__Work instruction__. Transcribe each entry. Change nothing.

::::
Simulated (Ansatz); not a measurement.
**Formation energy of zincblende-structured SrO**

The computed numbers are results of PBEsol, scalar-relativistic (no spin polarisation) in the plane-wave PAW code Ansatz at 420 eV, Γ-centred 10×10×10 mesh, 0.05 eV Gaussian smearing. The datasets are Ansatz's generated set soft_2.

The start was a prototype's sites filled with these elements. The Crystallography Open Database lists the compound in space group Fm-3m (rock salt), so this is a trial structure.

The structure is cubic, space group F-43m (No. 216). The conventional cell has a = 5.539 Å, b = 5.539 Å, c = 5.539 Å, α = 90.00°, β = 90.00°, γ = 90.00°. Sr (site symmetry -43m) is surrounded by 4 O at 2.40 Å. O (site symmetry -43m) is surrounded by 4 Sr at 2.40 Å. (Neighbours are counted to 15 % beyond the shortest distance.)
::::

__Exercise solution__.
Simulated (Ansatz); not a measurement.
**Formation energy of zincblende-structured SrO**

The computed numbers are results of PBEsol, scalar-relativistic (no spin polarisation) in the plane-wave PAW code Ansatz at 420 eV, Γ-centred 10×10×10 mesh, 0.05 eV Gaussian smearing. The datasets are Ansatz's generated set soft_2.

The start was a prototype's sites filled with these elements. The Crystallography Open Database lists the compound in space group Fm-3m (rock salt), so this is a trial structure.

The structure is cubic, space group F-43m (No. 216). The conventional cell has a = 5.539 Å, b = 5.539 Å, c = 5.539 Å, α = 90.00°, β = 90.00°, γ = 90.00°. Sr (site symmetry -43m) is surrounded by 4 O at 2.40 Å. O (site symmetry -43m) is surrounded by 4 Sr at 2.40 Å. (Neighbours are counted to 15 % beyond the shortest distance.)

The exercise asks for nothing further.